WORK ITEM
Begin at the first line of the records below and, please, give each line again exactly until the line with "Change from the" is included.

- Opening Delimiter -

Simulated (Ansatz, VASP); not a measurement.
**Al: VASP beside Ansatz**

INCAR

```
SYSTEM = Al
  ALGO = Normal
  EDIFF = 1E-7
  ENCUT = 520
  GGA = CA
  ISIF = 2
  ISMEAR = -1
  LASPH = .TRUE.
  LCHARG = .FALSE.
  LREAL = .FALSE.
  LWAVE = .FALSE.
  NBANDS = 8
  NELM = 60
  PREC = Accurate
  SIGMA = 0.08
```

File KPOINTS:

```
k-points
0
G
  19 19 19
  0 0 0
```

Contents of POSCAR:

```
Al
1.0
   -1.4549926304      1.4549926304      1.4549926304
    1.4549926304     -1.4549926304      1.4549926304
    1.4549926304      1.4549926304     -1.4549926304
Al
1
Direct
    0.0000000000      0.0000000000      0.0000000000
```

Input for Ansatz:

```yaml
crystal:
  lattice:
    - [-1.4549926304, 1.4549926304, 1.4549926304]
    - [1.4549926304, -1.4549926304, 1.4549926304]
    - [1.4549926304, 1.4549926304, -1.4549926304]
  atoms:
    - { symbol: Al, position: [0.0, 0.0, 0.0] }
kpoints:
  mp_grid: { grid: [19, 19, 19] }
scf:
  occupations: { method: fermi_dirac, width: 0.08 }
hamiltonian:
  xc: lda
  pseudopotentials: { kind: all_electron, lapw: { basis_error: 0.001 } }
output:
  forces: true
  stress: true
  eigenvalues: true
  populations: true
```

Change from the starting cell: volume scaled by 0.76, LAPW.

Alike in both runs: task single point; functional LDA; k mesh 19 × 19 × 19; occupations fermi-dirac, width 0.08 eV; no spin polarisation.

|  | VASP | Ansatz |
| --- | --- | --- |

- Closing Delimiter -

EXPECTED ANSWER
Simulated (Ansatz, VASP); not a measurement.
**Al: VASP beside Ansatz**

INCAR

```
SYSTEM = Al
  ALGO = Normal
  EDIFF = 1E-7
  ENCUT = 520
  GGA = CA
  ISIF = 2
  ISMEAR = -1
  LASPH = .TRUE.
  LCHARG = .FALSE.
  LREAL = .FALSE.
  LWAVE = .FALSE.
  NBANDS = 8
  NELM = 60
  PREC = Accurate
  SIGMA = 0.08
```

File KPOINTS:

```
k-points
0
G
  19 19 19
  0 0 0
```

Contents of POSCAR:

```
Al
1.0
   -1.4549926304      1.4549926304      1.4549926304
    1.4549926304     -1.4549926304      1.4549926304
    1.4549926304      1.4549926304     -1.4549926304
Al
1
Direct
    0.0000000000      0.0000000000      0.0000000000
```

Input for Ansatz:

```yaml
crystal:
  lattice:
    - [-1.4549926304, 1.4549926304, 1.4549926304]
    - [1.4549926304, -1.4549926304, 1.4549926304]
    - [1.4549926304, 1.4549926304, -1.4549926304]
  atoms:
    - { symbol: Al, position: [0.0, 0.0, 0.0] }
kpoints:
  mp_grid: { grid: [19, 19, 19] }
scf:
  occupations: { method: fermi_dirac, width: 0.08 }
hamiltonian:
  xc: lda
  pseudopotentials: { kind: all_electron, lapw: { basis_error: 0.001 } }
output:
  forces: true
  stress: true
  eigenvalues: true
  populations: true
```

Change from the starting cell: volume scaled by 0.76, LAPW.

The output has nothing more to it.